## Extracted information
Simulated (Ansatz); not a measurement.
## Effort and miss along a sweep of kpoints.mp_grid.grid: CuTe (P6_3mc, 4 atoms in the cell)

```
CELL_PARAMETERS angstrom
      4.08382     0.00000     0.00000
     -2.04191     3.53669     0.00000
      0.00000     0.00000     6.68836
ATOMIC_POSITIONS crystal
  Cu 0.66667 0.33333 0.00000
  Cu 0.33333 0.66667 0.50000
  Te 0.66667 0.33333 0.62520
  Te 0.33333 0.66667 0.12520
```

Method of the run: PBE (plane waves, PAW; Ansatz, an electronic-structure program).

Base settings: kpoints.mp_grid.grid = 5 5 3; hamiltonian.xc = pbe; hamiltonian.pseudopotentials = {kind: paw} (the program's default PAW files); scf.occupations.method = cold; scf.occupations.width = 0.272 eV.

## Requirement
Return every record exactly as it was given.

## Task response
Simulated (Ansatz); not a measurement.
## Effort and miss along a sweep of kpoints.mp_grid.grid: CuTe (P6_3mc, 4 atoms in the cell)

```
CELL_PARAMETERS angstrom
      4.08382     0.00000     0.00000
     -2.04191     3.53669     0.00000
      0.00000     0.00000     6.68836
ATOMIC_POSITIONS crystal
  Cu 0.66667 0.33333 0.00000
  Cu 0.33333 0.66667 0.50000
  Te 0.66667 0.33333 0.62520
  Te 0.33333 0.66667 0.12520
```

Method of the run: PBE (plane waves, PAW; Ansatz, an electronic-structure program).

Base settings: kpoints.mp_grid.grid = 5 5 3; hamiltonian.xc = pbe; hamiltonian.pseudopotentials = {kind: paw} (the program's default PAW files); scf.occupations.method = cold; scf.occupations.width = 0.272 eV.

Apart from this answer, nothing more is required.